#### MATERIAL SUPPLIED
◇ ◇ ◇ ◇

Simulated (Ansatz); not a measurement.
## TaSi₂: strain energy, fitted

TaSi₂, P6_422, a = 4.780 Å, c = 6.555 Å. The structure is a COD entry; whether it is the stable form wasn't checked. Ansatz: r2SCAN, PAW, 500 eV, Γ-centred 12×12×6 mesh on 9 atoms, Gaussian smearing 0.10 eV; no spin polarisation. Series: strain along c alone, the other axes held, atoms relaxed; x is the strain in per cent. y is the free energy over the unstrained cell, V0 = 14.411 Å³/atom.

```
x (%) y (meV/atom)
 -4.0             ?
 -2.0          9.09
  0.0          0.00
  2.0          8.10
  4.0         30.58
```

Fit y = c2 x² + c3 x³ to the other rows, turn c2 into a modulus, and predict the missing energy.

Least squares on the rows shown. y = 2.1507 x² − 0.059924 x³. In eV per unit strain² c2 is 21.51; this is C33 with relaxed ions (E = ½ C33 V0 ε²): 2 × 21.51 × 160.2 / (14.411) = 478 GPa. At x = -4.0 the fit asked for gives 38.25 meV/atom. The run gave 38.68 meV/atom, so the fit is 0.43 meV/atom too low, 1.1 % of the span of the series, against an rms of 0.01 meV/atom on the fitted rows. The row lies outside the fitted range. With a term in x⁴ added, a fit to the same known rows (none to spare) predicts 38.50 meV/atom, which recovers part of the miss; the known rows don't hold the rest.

◇ ◇ ◇ ◇

#### ASSIGNED TASK
Please restate the preceding entries word for word.

#### YOUR SOLUTION
Simulated (Ansatz); not a measurement.
## TaSi₂: strain energy, fitted

TaSi₂, P6_422, a = 4.780 Å, c = 6.555 Å. The structure is a COD entry; whether it is the stable form wasn't checked. Ansatz: r2SCAN, PAW, 500 eV, Γ-centred 12×12×6 mesh on 9 atoms, Gaussian smearing 0.10 eV; no spin polarisation. Series: strain along c alone, the other axes held, atoms relaxed; x is the strain in per cent. y is the free energy over the unstrained cell, V0 = 14.411 Å³/atom.

```
x (%) y (meV/atom)
 -4.0             ?
 -2.0          9.09
  0.0          0.00
  2.0          8.10
  4.0         30.58
```

Fit y = c2 x² + c3 x³ to the other rows, turn c2 into a modulus, and predict the missing energy.

Least squares on the rows shown. y = 2.1507 x² − 0.059924 x³. In eV per unit strain² c2 is 21.51; this is C33 with relaxed ions (E = ½ C33 V0 ε²): 2 × 21.51 × 160.2 / (14.411) = 478 GPa. At x = -4.0 the fit asked for gives 38.25 meV/atom. The run gave 38.68 meV/atom, so the fit is 0.43 meV/atom too low, 1.1 % of the span of the series, against an rms of 0.01 meV/atom on the fitted rows. The row lies outside the fitted range. With a term in x⁴ added, a fit to the same known rows (none to spare) predicts 38.50 meV/atom, which recovers part of the miss; the known rows don't hold the rest.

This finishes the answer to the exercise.